Below are some records; output exactly the lines from the line with "Crystal: CdSiN2." to the line with "Program: VASP 6.6.1.", both ends kept, and nothing more.

[[ Source data, beginning ]]
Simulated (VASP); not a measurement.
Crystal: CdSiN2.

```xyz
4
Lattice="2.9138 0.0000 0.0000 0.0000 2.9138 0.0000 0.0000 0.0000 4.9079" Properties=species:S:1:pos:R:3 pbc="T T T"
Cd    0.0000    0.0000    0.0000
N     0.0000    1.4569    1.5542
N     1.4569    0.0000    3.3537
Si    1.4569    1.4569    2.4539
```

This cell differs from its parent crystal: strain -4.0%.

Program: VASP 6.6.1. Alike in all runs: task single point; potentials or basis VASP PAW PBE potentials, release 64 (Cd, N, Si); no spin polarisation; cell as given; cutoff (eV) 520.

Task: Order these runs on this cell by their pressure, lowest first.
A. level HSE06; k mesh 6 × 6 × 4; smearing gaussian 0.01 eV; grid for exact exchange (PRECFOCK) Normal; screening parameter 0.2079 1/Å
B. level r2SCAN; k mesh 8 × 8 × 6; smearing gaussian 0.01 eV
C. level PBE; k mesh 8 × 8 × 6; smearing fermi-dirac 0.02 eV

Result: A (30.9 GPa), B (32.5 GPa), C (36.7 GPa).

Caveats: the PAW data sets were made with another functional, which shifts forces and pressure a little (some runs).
[[ Source data, end ]]

> [Exercise solution]:
Crystal: CdSiN2.

```xyz
4
Lattice="2.9138 0.0000 0.0000 0.0000 2.9138 0.0000 0.0000 0.0000 4.9079" Properties=species:S:1:pos:R:3 pbc="T T T"
Cd    0.0000    0.0000    0.0000
N     0.0000    1.4569    1.5542
N     1.4569    0.0000    3.3537
Si    1.4569    1.4569    2.4539
```

This cell differs from its parent crystal: strain -4.0%.

Program: VASP 6.6.1. Alike in all runs: task single point; potentials or basis VASP PAW PBE potentials, release 64 (Cd, N, Si); no spin polarisation; cell as given; cutoff (eV) 520.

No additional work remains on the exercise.